→ **Data supplied**
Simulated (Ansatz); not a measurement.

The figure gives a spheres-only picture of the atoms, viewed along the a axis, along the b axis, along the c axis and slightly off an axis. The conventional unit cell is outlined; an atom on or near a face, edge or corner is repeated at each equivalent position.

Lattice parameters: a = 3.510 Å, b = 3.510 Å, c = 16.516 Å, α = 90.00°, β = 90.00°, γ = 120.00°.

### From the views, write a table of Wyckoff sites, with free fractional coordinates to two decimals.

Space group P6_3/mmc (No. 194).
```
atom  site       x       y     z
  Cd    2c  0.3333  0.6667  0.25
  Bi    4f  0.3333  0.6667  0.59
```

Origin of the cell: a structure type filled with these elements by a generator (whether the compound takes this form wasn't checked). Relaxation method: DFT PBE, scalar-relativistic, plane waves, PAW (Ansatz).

→ **Exercise**
Reproduce the listing above verbatim.

→ **Answer space**
Simulated (Ansatz); not a measurement.

The figure gives a spheres-only picture of the atoms, viewed along the a axis, along the b axis, along the c axis and slightly off an axis. The conventional unit cell is outlined; an atom on or near a face, edge or corner is repeated at each equivalent position.

Lattice parameters: a = 3.510 Å, b = 3.510 Å, c = 16.516 Å, α = 90.00°, β = 90.00°, γ = 120.00°.

### From the views, write a table of Wyckoff sites, with free fractional coordinates to two decimals.

Space group P6_3/mmc (No. 194).
```
atom  site       x       y     z
  Cd    2c  0.3333  0.6667  0.25
  Bi    4f  0.3333  0.6667  0.59
```

Origin of the cell: a structure type filled with these elements by a generator (whether the compound takes this form wasn't checked). Relaxation method: DFT PBE, scalar-relativistic, plane waves, PAW (Ansatz).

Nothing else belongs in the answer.